▸ **WORK ORDER**
Return the lines below exactly, from the first one through the line that has "Q: Estimate the wall time of this run.". Leave out everything after it.

▸ **DATA UNDER STUDY**
------------------------------

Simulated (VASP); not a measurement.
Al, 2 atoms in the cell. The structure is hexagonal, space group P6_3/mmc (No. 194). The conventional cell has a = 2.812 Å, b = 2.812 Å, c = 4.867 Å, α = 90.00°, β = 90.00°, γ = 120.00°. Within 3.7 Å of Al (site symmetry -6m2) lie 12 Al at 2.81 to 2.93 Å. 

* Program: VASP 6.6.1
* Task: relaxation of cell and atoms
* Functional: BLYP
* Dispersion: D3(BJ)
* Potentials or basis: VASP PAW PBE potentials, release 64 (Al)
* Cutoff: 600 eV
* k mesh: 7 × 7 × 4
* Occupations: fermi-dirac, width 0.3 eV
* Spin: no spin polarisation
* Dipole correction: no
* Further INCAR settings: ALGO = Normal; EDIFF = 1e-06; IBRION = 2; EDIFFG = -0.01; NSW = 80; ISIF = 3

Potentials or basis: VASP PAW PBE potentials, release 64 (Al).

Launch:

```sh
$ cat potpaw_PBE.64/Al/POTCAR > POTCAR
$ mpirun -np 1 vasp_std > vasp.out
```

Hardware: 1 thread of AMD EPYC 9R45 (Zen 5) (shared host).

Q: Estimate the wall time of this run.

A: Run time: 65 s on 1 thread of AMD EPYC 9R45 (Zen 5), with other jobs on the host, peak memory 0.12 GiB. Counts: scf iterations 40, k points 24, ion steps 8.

------------------------------

▸ **EXERCISE RESULT**
Simulated (VASP); not a measurement.
Al, 2 atoms in the cell. The structure is hexagonal, space group P6_3/mmc (No. 194). The conventional cell has a = 2.812 Å, b = 2.812 Å, c = 4.867 Å, α = 90.00°, β = 90.00°, γ = 120.00°. Within 3.7 Å of Al (site symmetry -6m2) lie 12 Al at 2.81 to 2.93 Å. 

* Program: VASP 6.6.1
* Task: relaxation of cell and atoms
* Functional: BLYP
* Dispersion: D3(BJ)
* Potentials or basis: VASP PAW PBE potentials, release 64 (Al)
* Cutoff: 600 eV
* k mesh: 7 × 7 × 4
* Occupations: fermi-dirac, width 0.3 eV
* Spin: no spin polarisation
* Dipole correction: no
* Further INCAR settings: ALGO = Normal; EDIFF = 1e-06; IBRION = 2; EDIFFG = -0.01; NSW = 80; ISIF = 3

Potentials or basis: VASP PAW PBE potentials, release 64 (Al).

Launch:

```sh
$ cat potpaw_PBE.64/Al/POTCAR > POTCAR
$ mpirun -np 1 vasp_std > vasp.out
```

Hardware: 1 thread of AMD EPYC 9R45 (Zen 5) (shared host).

Q: Estimate the wall time of this run.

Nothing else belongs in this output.